ACTIVITY: Word for word, restate the lines from the start of the data below through the line containing "Ansatz 0.2.0 |".

DATA FOR ANALYSIS:
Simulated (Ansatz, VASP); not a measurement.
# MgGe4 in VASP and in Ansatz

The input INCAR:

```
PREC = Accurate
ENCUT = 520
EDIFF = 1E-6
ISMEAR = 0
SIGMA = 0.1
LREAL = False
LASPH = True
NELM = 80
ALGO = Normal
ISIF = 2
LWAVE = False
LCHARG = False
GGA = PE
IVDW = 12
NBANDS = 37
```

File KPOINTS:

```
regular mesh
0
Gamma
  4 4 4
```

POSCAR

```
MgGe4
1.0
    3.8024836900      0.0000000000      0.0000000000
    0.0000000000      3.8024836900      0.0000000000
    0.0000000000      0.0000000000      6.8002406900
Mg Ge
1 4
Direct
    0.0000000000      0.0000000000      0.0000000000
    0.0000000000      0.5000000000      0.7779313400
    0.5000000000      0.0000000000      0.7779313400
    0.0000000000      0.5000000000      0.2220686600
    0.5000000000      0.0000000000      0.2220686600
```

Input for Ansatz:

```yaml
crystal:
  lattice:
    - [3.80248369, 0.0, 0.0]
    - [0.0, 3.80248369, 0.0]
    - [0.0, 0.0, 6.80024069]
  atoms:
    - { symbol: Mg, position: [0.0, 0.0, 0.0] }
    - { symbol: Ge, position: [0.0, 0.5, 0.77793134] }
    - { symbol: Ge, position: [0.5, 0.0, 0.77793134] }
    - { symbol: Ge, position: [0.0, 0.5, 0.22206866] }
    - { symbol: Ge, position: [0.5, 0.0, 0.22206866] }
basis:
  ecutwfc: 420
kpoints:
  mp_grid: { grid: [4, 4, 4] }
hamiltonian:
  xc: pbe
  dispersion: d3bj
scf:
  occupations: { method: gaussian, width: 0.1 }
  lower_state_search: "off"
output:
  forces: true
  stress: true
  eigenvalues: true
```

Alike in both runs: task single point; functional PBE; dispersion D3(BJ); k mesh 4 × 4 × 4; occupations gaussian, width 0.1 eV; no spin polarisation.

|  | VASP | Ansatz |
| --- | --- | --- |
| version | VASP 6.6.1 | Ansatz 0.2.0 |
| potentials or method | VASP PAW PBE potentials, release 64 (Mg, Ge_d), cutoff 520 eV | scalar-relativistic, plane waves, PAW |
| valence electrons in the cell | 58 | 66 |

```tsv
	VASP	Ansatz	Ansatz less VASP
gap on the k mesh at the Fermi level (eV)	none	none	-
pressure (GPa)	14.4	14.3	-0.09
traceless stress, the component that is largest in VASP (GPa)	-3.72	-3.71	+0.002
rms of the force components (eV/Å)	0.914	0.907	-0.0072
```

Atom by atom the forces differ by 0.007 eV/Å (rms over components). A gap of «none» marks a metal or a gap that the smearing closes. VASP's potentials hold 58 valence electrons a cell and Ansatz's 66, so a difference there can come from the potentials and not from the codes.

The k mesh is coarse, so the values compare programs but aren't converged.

WRITTEN RESPONSE:
Simulated (Ansatz, VASP); not a measurement.
# MgGe4 in VASP and in Ansatz

The input INCAR:

```
PREC = Accurate
ENCUT = 520
EDIFF = 1E-6
ISMEAR = 0
SIGMA = 0.1
LREAL = False
LASPH = True
NELM = 80
ALGO = Normal
ISIF = 2
LWAVE = False
LCHARG = False
GGA = PE
IVDW = 12
NBANDS = 37
```

File KPOINTS:

```
regular mesh
0
Gamma
  4 4 4
```

POSCAR

```
MgGe4
1.0
    3.8024836900      0.0000000000      0.0000000000
    0.0000000000      3.8024836900      0.0000000000
    0.0000000000      0.0000000000      6.8002406900
Mg Ge
1 4
Direct
    0.0000000000      0.0000000000      0.0000000000
    0.0000000000      0.5000000000      0.7779313400
    0.5000000000      0.0000000000      0.7779313400
    0.0000000000      0.5000000000      0.2220686600
    0.5000000000      0.0000000000      0.2220686600
```

Input for Ansatz:

```yaml
crystal:
  lattice:
    - [3.80248369, 0.0, 0.0]
    - [0.0, 3.80248369, 0.0]
    - [0.0, 0.0, 6.80024069]
  atoms:
    - { symbol: Mg, position: [0.0, 0.0, 0.0] }
    - { symbol: Ge, position: [0.0, 0.5, 0.77793134] }
    - { symbol: Ge, position: [0.5, 0.0, 0.77793134] }
    - { symbol: Ge, position: [0.0, 0.5, 0.22206866] }
    - { symbol: Ge, position: [0.5, 0.0, 0.22206866] }
basis:
  ecutwfc: 420
kpoints:
  mp_grid: { grid: [4, 4, 4] }
hamiltonian:
  xc: pbe
  dispersion: d3bj
scf:
  occupations: { method: gaussian, width: 0.1 }
  lower_state_search: "off"
output:
  forces: true
  stress: true
  eigenvalues: true
```

Alike in both runs: task single point; functional PBE; dispersion D3(BJ); k mesh 4 × 4 × 4; occupations gaussian, width 0.1 eV; no spin polarisation.

|  | VASP | Ansatz |
| --- | --- | --- |
| version | VASP 6.6.1 | Ansatz 0.2.0 |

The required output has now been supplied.